• **TASK ITEM**
Taking the entries below from the top, restate each line exactly and end with the line containing "proton shuttle does**".

• **INPUT DATA**
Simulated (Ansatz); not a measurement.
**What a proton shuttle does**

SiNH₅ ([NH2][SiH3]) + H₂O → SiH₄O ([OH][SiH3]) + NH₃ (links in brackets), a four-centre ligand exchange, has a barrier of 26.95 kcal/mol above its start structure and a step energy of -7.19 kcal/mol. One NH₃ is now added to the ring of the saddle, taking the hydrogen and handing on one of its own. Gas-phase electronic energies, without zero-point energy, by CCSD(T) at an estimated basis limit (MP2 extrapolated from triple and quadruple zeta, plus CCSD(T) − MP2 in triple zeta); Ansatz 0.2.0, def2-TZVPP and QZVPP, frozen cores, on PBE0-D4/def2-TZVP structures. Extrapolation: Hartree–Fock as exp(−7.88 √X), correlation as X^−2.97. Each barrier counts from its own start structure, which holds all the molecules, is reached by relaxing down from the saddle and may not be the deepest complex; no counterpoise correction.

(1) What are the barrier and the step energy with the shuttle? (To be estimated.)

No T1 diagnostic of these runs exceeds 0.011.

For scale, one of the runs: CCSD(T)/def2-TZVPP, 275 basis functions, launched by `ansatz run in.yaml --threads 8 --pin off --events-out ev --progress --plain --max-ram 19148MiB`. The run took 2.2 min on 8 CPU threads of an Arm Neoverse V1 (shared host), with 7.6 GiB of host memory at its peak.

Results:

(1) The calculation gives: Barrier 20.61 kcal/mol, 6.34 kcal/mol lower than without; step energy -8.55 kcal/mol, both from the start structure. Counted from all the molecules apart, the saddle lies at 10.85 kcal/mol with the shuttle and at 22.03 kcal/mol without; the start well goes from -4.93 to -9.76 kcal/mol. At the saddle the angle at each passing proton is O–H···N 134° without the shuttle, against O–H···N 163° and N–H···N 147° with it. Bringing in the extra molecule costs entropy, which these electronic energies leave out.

• **RESPONSE BOX**
Simulated (Ansatz); not a measurement.
**What a proton shuttle does**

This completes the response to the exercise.